--
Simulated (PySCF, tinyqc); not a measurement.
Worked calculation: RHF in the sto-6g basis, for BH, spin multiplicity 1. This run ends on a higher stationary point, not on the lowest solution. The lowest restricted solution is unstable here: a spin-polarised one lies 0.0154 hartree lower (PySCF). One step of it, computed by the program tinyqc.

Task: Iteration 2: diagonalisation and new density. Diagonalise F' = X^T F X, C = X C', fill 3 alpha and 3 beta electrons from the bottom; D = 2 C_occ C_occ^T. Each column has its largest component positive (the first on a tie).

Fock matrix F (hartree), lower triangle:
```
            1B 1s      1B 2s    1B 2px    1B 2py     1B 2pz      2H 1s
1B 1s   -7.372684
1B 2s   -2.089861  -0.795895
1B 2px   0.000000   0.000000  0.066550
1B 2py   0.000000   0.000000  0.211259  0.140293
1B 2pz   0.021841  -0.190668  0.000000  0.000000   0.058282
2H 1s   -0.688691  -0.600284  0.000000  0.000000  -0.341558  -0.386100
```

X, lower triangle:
--

Retype each line above with no alterations.

Simulated (PySCF, tinyqc); not a measurement.
Worked calculation: RHF in the sto-6g basis, for BH, spin multiplicity 1. This run ends on a higher stationary point, not on the lowest solution. The lowest restricted solution is unstable here: a spin-polarised one lies 0.0154 hartree lower (PySCF). One step of it, computed by the program tinyqc.

Task: Iteration 2: diagonalisation and new density. Diagonalise F' = X^T F X, C = X C', fill 3 alpha and 3 beta electrons from the bottom; D = 2 C_occ C_occ^T. Each column has its largest component positive (the first on a tie).

Fock matrix F (hartree), lower triangle:
```
            1B 1s      1B 2s    1B 2px    1B 2py     1B 2pz      2H 1s
1B 1s   -7.372684
1B 2s   -2.089861  -0.795895
1B 2px   0.000000   0.000000  0.066550
1B 2py   0.000000   0.000000  0.211259  0.140293
1B 2pz   0.021841  -0.190668  0.000000  0.000000   0.058282
2H 1s   -0.688691  -0.600284  0.000000  0.000000  -0.341558  -0.386100
```

X, lower triangle:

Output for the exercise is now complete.